> **DATASET EXTRACT**
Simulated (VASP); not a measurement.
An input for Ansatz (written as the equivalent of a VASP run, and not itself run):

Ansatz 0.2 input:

> **BRIEF**
Print the records above exactly as they appear.

> **EXPECTED ANSWER**
Simulated (VASP); not a measurement.
An input for Ansatz (written as the equivalent of a VASP run, and not itself run):

Ansatz 0.2 input:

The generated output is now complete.